Listed records:
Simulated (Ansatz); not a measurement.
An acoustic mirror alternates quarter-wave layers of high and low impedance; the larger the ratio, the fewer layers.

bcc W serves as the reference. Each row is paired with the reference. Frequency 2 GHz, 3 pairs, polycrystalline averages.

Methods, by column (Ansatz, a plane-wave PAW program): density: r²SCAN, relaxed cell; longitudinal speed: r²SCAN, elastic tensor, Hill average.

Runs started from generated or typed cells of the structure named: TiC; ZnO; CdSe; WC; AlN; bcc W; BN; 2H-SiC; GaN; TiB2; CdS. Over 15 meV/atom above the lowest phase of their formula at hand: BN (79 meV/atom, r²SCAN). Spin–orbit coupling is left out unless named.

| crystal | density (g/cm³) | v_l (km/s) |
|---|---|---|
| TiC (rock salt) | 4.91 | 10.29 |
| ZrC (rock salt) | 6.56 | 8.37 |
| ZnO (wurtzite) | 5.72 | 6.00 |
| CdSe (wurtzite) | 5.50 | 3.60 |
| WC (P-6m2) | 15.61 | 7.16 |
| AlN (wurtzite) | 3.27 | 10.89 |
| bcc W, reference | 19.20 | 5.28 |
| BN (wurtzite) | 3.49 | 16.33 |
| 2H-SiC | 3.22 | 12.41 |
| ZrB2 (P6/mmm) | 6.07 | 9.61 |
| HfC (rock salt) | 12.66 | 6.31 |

Task item: From the first entry above to the last, repeat everything exactly.

Response:
Simulated (Ansatz); not a measurement.
An acoustic mirror alternates quarter-wave layers of high and low impedance; the larger the ratio, the fewer layers.

bcc W serves as the reference. Each row is paired with the reference. Frequency 2 GHz, 3 pairs, polycrystalline averages.

Methods, by column (Ansatz, a plane-wave PAW program): density: r²SCAN, relaxed cell; longitudinal speed: r²SCAN, elastic tensor, Hill average.

Runs started from generated or typed cells of the structure named: TiC; ZnO; CdSe; WC; AlN; bcc W; BN; 2H-SiC; GaN; TiB2; CdS. Over 15 meV/atom above the lowest phase of their formula at hand: BN (79 meV/atom, r²SCAN). Spin–orbit coupling is left out unless named.

| crystal | density (g/cm³) | v_l (km/s) |
|---|---|---|
| TiC (rock salt) | 4.91 | 10.29 |
| ZrC (rock salt) | 6.56 | 8.37 |
| ZnO (wurtzite) | 5.72 | 6.00 |
| CdSe (wurtzite) | 5.50 | 3.60 |
| WC (P-6m2) | 15.61 | 7.16 |
| AlN (wurtzite) | 3.27 | 10.89 |
| bcc W, reference | 19.20 | 5.28 |
| BN (wurtzite) | 3.49 | 16.33 |
| 2H-SiC | 3.22 | 12.41 |
| ZrB2 (P6/mmm) | 6.07 | 9.61 |
| HfC (rock salt) | 12.66 | 6.31 |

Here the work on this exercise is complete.